### TASK ITEM
Word for word, restate the entries below from their first line through the line that contains "Item | Value |".

### PROVIDED MATERIAL
+++++
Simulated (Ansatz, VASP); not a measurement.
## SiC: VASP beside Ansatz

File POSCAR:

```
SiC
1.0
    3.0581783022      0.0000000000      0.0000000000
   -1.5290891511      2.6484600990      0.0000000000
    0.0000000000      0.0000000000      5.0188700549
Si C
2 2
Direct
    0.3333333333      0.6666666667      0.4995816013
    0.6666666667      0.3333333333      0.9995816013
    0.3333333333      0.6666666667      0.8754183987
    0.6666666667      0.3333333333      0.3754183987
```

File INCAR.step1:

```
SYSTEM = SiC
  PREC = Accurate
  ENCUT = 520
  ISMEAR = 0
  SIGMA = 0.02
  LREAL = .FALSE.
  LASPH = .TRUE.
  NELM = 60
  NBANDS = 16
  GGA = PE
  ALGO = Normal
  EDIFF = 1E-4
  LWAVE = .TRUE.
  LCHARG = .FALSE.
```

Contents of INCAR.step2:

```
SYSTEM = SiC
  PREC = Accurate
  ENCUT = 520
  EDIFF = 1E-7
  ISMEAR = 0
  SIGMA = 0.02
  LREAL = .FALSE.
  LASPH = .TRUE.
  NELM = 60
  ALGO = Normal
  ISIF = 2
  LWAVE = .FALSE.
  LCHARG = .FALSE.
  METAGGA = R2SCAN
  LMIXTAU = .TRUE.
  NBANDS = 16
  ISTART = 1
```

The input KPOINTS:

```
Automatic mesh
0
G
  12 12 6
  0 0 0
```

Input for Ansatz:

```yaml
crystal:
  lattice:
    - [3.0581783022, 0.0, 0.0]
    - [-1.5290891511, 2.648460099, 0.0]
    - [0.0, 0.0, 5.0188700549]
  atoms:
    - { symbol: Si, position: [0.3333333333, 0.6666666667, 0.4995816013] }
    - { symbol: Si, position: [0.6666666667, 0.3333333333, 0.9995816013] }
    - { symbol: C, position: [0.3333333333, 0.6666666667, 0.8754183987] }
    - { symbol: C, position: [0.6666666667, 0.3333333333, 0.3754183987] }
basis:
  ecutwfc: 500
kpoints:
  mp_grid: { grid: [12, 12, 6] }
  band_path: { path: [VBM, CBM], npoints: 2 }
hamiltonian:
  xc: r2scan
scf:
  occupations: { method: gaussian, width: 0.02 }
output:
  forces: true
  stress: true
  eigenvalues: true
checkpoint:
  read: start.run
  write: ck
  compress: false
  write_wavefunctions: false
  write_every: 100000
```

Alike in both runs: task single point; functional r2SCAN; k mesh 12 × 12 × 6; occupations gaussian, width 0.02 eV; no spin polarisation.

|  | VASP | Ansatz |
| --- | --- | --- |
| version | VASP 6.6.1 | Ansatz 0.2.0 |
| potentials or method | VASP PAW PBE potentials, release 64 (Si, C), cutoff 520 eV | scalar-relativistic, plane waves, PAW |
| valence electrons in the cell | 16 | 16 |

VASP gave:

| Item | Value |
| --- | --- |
+++++

### EXERCISE ANSWER
Simulated (Ansatz, VASP); not a measurement.
## SiC: VASP beside Ansatz

File POSCAR:

```
SiC
1.0
    3.0581783022      0.0000000000      0.0000000000
   -1.5290891511      2.6484600990      0.0000000000
    0.0000000000      0.0000000000      5.0188700549
Si C
2 2
Direct
    0.3333333333      0.6666666667      0.4995816013
    0.6666666667      0.3333333333      0.9995816013
    0.3333333333      0.6666666667      0.8754183987
    0.6666666667      0.3333333333      0.3754183987
```

File INCAR.step1:

```
SYSTEM = SiC
  PREC = Accurate
  ENCUT = 520
  ISMEAR = 0
  SIGMA = 0.02
  LREAL = .FALSE.
  LASPH = .TRUE.
  NELM = 60
  NBANDS = 16
  GGA = PE
  ALGO = Normal
  EDIFF = 1E-4
  LWAVE = .TRUE.
  LCHARG = .FALSE.
```

Contents of INCAR.step2:

```
SYSTEM = SiC
  PREC = Accurate
  ENCUT = 520
  EDIFF = 1E-7
  ISMEAR = 0
  SIGMA = 0.02
  LREAL = .FALSE.
  LASPH = .TRUE.
  NELM = 60
  ALGO = Normal
  ISIF = 2
  LWAVE = .FALSE.
  LCHARG = .FALSE.
  METAGGA = R2SCAN
  LMIXTAU = .TRUE.
  NBANDS = 16
  ISTART = 1
```

The input KPOINTS:

```
Automatic mesh
0
G
  12 12 6
  0 0 0
```

Input for Ansatz:

```yaml
crystal:
  lattice:
    - [3.0581783022, 0.0, 0.0]
    - [-1.5290891511, 2.648460099, 0.0]
    - [0.0, 0.0, 5.0188700549]
  atoms:
    - { symbol: Si, position: [0.3333333333, 0.6666666667, 0.4995816013] }
    - { symbol: Si, position: [0.6666666667, 0.3333333333, 0.9995816013] }
    - { symbol: C, position: [0.3333333333, 0.6666666667, 0.8754183987] }
    - { symbol: C, position: [0.6666666667, 0.3333333333, 0.3754183987] }
basis:
  ecutwfc: 500
kpoints:
  mp_grid: { grid: [12, 12, 6] }
  band_path: { path: [VBM, CBM], npoints: 2 }
hamiltonian:
  xc: r2scan
scf:
  occupations: { method: gaussian, width: 0.02 }
output:
  forces: true
  stress: true
  eigenvalues: true
checkpoint:
  read: start.run
  write: ck
  compress: false
  write_wavefunctions: false
  write_every: 100000
```

Alike in both runs: task single point; functional r2SCAN; k mesh 12 × 12 × 6; occupations gaussian, width 0.02 eV; no spin polarisation.

|  | VASP | Ansatz |
| --- | --- | --- |
| version | VASP 6.6.1 | Ansatz 0.2.0 |
| potentials or method | VASP PAW PBE potentials, release 64 (Si, C), cutoff 520 eV | scalar-relativistic, plane waves, PAW |
| valence electrons in the cell | 16 | 16 |

VASP gave:

| Item | Value |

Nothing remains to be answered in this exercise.